=== Section Start ===
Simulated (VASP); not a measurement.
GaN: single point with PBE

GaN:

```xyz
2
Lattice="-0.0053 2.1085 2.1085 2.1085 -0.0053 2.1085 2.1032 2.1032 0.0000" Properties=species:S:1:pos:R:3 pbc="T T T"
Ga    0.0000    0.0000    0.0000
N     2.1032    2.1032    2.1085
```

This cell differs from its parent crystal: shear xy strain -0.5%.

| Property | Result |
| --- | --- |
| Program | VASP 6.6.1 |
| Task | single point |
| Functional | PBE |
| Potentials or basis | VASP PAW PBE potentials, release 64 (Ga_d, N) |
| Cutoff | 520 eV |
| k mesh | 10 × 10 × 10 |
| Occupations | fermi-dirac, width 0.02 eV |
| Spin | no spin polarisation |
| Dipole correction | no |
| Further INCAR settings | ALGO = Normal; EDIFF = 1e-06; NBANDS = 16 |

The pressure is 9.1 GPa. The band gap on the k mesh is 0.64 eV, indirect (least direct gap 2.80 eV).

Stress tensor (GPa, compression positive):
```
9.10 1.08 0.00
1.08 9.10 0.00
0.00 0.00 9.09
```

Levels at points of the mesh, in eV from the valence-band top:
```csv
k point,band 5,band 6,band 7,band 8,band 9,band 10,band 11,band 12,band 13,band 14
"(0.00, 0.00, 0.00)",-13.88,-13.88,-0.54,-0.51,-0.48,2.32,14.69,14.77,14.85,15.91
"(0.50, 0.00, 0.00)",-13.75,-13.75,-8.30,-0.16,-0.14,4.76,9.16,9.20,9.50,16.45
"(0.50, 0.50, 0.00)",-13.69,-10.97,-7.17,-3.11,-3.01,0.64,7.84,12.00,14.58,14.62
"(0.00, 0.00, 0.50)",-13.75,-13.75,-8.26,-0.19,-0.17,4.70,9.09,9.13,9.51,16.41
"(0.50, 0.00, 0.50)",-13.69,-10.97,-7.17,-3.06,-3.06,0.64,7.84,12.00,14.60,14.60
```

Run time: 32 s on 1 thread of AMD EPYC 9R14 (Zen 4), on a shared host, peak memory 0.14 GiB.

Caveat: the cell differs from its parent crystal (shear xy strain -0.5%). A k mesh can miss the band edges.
=== Section End ===

- [ASSIGNED TASK] Write down again the exact lines running from the beginning of the data to the line containing "10 × 10 × 10 |", with both ends included.

- [EXERCISE RESULT]
Simulated (VASP); not a measurement.
GaN: single point with PBE

GaN:

```xyz
2
Lattice="-0.0053 2.1085 2.1085 2.1085 -0.0053 2.1085 2.1032 2.1032 0.0000" Properties=species:S:1:pos:R:3 pbc="T T T"
Ga    0.0000    0.0000    0.0000
N     2.1032    2.1032    2.1085
```

This cell differs from its parent crystal: shear xy strain -0.5%.

| Property | Result |
| --- | --- |
| Program | VASP 6.6.1 |
| Task | single point |
| Functional | PBE |
| Potentials or basis | VASP PAW PBE potentials, release 64 (Ga_d, N) |
| Cutoff | 520 eV |
| k mesh | 10 × 10 × 10 |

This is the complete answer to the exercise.